### BRIEF
Write every line of the following listing exactly as it reads.

### INPUT DATA
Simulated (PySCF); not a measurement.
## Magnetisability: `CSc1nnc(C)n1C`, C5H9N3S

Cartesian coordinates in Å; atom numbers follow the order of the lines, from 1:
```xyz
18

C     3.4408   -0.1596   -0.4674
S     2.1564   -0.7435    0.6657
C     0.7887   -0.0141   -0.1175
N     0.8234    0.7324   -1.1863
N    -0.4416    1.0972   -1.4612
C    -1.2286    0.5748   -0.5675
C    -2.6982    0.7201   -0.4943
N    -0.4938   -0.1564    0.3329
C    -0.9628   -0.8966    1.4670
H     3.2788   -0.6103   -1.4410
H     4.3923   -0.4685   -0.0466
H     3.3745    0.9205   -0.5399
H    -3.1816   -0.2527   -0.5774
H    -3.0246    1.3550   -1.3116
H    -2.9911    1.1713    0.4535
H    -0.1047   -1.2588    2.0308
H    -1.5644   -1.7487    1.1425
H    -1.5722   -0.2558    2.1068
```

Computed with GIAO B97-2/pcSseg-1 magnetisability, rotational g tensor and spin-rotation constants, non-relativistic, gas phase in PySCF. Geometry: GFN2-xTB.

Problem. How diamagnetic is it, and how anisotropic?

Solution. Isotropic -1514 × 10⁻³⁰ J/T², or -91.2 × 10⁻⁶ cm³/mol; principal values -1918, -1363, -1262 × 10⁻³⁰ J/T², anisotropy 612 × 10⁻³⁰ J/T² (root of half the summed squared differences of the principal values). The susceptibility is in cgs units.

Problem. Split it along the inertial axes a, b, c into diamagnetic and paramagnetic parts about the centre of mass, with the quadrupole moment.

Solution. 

### PROBLEM SOLUTION
Simulated (PySCF); not a measurement.
## Magnetisability: `CSc1nnc(C)n1C`, C5H9N3S

Cartesian coordinates in Å; atom numbers follow the order of the lines, from 1:
```xyz
18

C     3.4408   -0.1596   -0.4674
S     2.1564   -0.7435    0.6657
C     0.7887   -0.0141   -0.1175
N     0.8234    0.7324   -1.1863
N    -0.4416    1.0972   -1.4612
C    -1.2286    0.5748   -0.5675
C    -2.6982    0.7201   -0.4943
N    -0.4938   -0.1564    0.3329
C    -0.9628   -0.8966    1.4670
H     3.2788   -0.6103   -1.4410
H     4.3923   -0.4685   -0.0466
H     3.3745    0.9205   -0.5399
H    -3.1816   -0.2527   -0.5774
H    -3.0246    1.3550   -1.3116
H    -2.9911    1.1713    0.4535
H    -0.1047   -1.2588    2.0308
H    -1.5644   -1.7487    1.1425
H    -1.5722   -0.2558    2.1068
```

Computed with GIAO B97-2/pcSseg-1 magnetisability, rotational g tensor and spin-rotation constants, non-relativistic, gas phase in PySCF. Geometry: GFN2-xTB.

Problem. How diamagnetic is it, and how anisotropic?

Solution. Isotropic -1514 × 10⁻³⁰ J/T², or -91.2 × 10⁻⁶ cm³/mol; principal values -1918, -1363, -1262 × 10⁻³⁰ J/T², anisotropy 612 × 10⁻³⁰ J/T² (root of half the summed squared differences of the principal values). The susceptibility is in cgs units.

Problem. Split it along the inertial axes a, b, c into diamagnetic and paramagnetic parts about the centre of mass, with the quadrupole moment.

Solution. 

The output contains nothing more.